> **Requirement**
Starting at the first line of the data below, write out each line exactly until you reach the line containing "spin multiplicity 1.", and include that line too.

-------- Supplied material
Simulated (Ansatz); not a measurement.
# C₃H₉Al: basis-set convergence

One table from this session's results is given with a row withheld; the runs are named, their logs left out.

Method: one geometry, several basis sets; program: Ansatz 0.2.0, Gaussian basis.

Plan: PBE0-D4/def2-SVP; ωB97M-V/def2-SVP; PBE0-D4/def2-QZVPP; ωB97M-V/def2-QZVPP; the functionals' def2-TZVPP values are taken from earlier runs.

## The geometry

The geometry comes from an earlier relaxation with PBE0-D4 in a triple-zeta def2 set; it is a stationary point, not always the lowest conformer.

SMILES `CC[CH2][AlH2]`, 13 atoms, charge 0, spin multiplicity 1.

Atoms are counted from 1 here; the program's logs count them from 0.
----------------

> **Reply**
Simulated (Ansatz); not a measurement.
# C₃H₉Al: basis-set convergence

One table from this session's results is given with a row withheld; the runs are named, their logs left out.

Method: one geometry, several basis sets; program: Ansatz 0.2.0, Gaussian basis.

Plan: PBE0-D4/def2-SVP; ωB97M-V/def2-SVP; PBE0-D4/def2-QZVPP; ωB97M-V/def2-QZVPP; the functionals' def2-TZVPP values are taken from earlier runs.

## The geometry

The geometry comes from an earlier relaxation with PBE0-D4 in a triple-zeta def2 set; it is a stationary point, not always the lowest conformer.

SMILES `CC[CH2][AlH2]`, 13 atoms, charge 0, spin multiplicity 1.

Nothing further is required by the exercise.